The data –
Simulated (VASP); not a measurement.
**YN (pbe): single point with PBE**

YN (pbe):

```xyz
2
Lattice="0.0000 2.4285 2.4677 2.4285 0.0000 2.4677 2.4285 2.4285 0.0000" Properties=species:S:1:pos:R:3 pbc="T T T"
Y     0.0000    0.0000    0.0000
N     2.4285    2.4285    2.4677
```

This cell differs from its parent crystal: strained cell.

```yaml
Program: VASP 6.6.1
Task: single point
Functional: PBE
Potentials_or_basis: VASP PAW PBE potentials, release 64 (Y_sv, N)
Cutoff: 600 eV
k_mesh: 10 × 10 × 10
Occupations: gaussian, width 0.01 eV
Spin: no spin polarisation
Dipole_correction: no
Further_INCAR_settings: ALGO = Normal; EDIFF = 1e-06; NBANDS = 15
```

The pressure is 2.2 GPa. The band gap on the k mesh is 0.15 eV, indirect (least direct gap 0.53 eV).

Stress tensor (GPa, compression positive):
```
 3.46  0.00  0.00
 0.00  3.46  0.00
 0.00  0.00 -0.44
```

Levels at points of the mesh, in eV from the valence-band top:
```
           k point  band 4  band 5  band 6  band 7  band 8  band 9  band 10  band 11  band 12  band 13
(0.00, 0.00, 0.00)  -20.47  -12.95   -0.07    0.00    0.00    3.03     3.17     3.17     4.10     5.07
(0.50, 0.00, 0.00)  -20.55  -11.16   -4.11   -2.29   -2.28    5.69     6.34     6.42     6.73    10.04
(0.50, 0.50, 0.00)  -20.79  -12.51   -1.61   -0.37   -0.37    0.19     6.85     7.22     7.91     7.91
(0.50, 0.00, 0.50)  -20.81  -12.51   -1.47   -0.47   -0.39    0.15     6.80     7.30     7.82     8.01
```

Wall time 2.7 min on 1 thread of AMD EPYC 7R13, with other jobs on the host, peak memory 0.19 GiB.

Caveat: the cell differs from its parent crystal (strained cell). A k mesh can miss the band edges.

Exercise – Only an exact copy of the listing above, from its first line up to and including the line with "Wall time 2.7", counts as the answer.

Written response –
Simulated (VASP); not a measurement.
**YN (pbe): single point with PBE**

YN (pbe):

```xyz
2
Lattice="0.0000 2.4285 2.4677 2.4285 0.0000 2.4677 2.4285 2.4285 0.0000" Properties=species:S:1:pos:R:3 pbc="T T T"
Y     0.0000    0.0000    0.0000
N     2.4285    2.4285    2.4677
```

This cell differs from its parent crystal: strained cell.

```yaml
Program: VASP 6.6.1
Task: single point
Functional: PBE
Potentials_or_basis: VASP PAW PBE potentials, release 64 (Y_sv, N)
Cutoff: 600 eV
k_mesh: 10 × 10 × 10
Occupations: gaussian, width 0.01 eV
Spin: no spin polarisation
Dipole_correction: no
Further_INCAR_settings: ALGO = Normal; EDIFF = 1e-06; NBANDS = 15
```

The pressure is 2.2 GPa. The band gap on the k mesh is 0.15 eV, indirect (least direct gap 0.53 eV).

Stress tensor (GPa, compression positive):
```
 3.46  0.00  0.00
 0.00  3.46  0.00
 0.00  0.00 -0.44
```

Levels at points of the mesh, in eV from the valence-band top:
```
           k point  band 4  band 5  band 6  band 7  band 8  band 9  band 10  band 11  band 12  band 13
(0.00, 0.00, 0.00)  -20.47  -12.95   -0.07    0.00    0.00    3.03     3.17     3.17     4.10     5.07
(0.50, 0.00, 0.00)  -20.55  -11.16   -4.11   -2.29   -2.28    5.69     6.34     6.42     6.73    10.04
(0.50, 0.50, 0.00)  -20.79  -12.51   -1.61   -0.37   -0.37    0.19     6.85     7.22     7.91     7.91
(0.50, 0.00, 0.50)  -20.81  -12.51   -1.47   -0.47   -0.39    0.15     6.80     7.30     7.82     8.01
```

Wall time 2.7 min on 1 thread of AMD EPYC 7R13, with other jobs on the host, peak memory 0.19 GiB.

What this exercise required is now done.